## Assignment
Transcribe the data exactly. Leave nothing out.

## Data listing

# # # # # # #

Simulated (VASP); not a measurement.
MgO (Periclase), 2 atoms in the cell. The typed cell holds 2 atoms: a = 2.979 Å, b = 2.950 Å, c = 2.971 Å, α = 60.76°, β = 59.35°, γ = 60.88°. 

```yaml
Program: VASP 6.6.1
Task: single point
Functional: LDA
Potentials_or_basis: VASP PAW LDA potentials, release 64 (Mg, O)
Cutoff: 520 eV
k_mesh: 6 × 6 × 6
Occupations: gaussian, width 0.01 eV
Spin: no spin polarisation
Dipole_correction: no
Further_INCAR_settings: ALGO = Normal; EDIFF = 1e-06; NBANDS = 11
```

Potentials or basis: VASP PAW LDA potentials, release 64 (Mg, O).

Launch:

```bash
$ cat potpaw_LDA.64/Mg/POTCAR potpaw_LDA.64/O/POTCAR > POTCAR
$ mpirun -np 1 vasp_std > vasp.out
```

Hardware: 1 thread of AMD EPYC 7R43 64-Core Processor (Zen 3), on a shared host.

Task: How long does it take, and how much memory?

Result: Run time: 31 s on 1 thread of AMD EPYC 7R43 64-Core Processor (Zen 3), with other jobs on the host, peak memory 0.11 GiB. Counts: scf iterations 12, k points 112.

# # # # # # #

## Solution
Simulated (VASP); not a measurement.
MgO (Periclase), 2 atoms in the cell. The typed cell holds 2 atoms: a = 2.979 Å, b = 2.950 Å, c = 2.971 Å, α = 60.76°, β = 59.35°, γ = 60.88°. 

```yaml
Program: VASP 6.6.1
Task: single point
Functional: LDA
Potentials_or_basis: VASP PAW LDA potentials, release 64 (Mg, O)
Cutoff: 520 eV
k_mesh: 6 × 6 × 6
Occupations: gaussian, width 0.01 eV
Spin: no spin polarisation
Dipole_correction: no
Further_INCAR_settings: ALGO = Normal; EDIFF = 1e-06; NBANDS = 11
```

Potentials or basis: VASP PAW LDA potentials, release 64 (Mg, O).

Launch:

```bash
$ cat potpaw_LDA.64/Mg/POTCAR potpaw_LDA.64/O/POTCAR > POTCAR
$ mpirun -np 1 vasp_std > vasp.out
```

Hardware: 1 thread of AMD EPYC 7R43 64-Core Processor (Zen 3), on a shared host.

Task: How long does it take, and how much memory?

Result: Run time: 31 s on 1 thread of AMD EPYC 7R43 64-Core Processor (Zen 3), with other jobs on the host, peak memory 0.11 GiB. Counts: scf iterations 12, k points 112.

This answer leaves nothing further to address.